→ **Work instruction**
All lines up to and including the one that contains "The two are" are to be transcribed exactly, starting from the first line of the records.

-------- Information shown
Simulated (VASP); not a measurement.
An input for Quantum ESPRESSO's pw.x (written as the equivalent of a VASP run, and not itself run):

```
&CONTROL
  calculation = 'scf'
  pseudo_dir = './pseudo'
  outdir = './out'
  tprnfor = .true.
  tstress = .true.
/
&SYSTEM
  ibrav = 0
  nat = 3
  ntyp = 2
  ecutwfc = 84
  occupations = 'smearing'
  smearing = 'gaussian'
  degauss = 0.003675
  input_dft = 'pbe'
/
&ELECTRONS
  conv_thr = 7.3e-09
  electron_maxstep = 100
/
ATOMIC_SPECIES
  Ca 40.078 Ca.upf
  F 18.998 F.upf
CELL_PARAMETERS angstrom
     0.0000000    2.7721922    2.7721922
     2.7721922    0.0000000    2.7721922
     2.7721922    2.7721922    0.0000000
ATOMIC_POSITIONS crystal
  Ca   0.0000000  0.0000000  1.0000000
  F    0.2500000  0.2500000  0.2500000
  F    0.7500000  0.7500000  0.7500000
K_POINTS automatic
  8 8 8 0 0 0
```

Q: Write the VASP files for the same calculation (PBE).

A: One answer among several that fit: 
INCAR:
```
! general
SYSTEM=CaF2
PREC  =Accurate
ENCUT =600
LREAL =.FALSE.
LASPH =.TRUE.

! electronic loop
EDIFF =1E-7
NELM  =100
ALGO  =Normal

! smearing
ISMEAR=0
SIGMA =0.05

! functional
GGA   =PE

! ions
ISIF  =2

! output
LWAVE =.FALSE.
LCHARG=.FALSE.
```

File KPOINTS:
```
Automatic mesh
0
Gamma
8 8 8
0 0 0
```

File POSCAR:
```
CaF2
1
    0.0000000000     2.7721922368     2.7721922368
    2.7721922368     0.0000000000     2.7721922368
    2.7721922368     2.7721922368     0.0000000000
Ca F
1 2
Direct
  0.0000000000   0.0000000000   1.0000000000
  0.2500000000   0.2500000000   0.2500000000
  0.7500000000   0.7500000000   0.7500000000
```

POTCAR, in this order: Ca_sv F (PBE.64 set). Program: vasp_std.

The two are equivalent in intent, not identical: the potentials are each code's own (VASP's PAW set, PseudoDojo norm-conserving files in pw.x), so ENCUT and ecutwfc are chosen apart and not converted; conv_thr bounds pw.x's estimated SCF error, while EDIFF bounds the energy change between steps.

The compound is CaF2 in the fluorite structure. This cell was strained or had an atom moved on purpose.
----------------

→ **Expected answer**
Simulated (VASP); not a measurement.
An input for Quantum ESPRESSO's pw.x (written as the equivalent of a VASP run, and not itself run):

```
&CONTROL
  calculation = 'scf'
  pseudo_dir = './pseudo'
  outdir = './out'
  tprnfor = .true.
  tstress = .true.
/
&SYSTEM
  ibrav = 0
  nat = 3
  ntyp = 2
  ecutwfc = 84
  occupations = 'smearing'
  smearing = 'gaussian'
  degauss = 0.003675
  input_dft = 'pbe'
/
&ELECTRONS
  conv_thr = 7.3e-09
  electron_maxstep = 100
/
ATOMIC_SPECIES
  Ca 40.078 Ca.upf
  F 18.998 F.upf
CELL_PARAMETERS angstrom
     0.0000000    2.7721922    2.7721922
     2.7721922    0.0000000    2.7721922
     2.7721922    2.7721922    0.0000000
ATOMIC_POSITIONS crystal
  Ca   0.0000000  0.0000000  1.0000000
  F    0.2500000  0.2500000  0.2500000
  F    0.7500000  0.7500000  0.7500000
K_POINTS automatic
  8 8 8 0 0 0
```

Q: Write the VASP files for the same calculation (PBE).

A: One answer among several that fit: 
INCAR:
```
! general
SYSTEM=CaF2
PREC  =Accurate
ENCUT =600
LREAL =.FALSE.
LASPH =.TRUE.

! electronic loop
EDIFF =1E-7
NELM  =100
ALGO  =Normal

! smearing
ISMEAR=0
SIGMA =0.05

! functional
GGA   =PE

! ions
ISIF  =2

! output
LWAVE =.FALSE.
LCHARG=.FALSE.
```

File KPOINTS:
```
Automatic mesh
0
Gamma
8 8 8
0 0 0
```

File POSCAR:
```
CaF2
1
    0.0000000000     2.7721922368     2.7721922368
    2.7721922368     0.0000000000     2.7721922368
    2.7721922368     2.7721922368     0.0000000000
Ca F
1 2
Direct
  0.0000000000   0.0000000000   1.0000000000
  0.2500000000   0.2500000000   0.2500000000
  0.7500000000   0.7500000000   0.7500000000
```

POTCAR, in this order: Ca_sv F (PBE.64 set). Program: vasp_std.

The two are equivalent in intent, not identical: the potentials are each code's own (VASP's PAW set, PseudoDojo norm-conserving files in pw.x), so ENCUT and ecutwfc are chosen apart and not converted; conv_thr bounds pw.x's estimated SCF error, while EDIFF bounds the energy change between steps.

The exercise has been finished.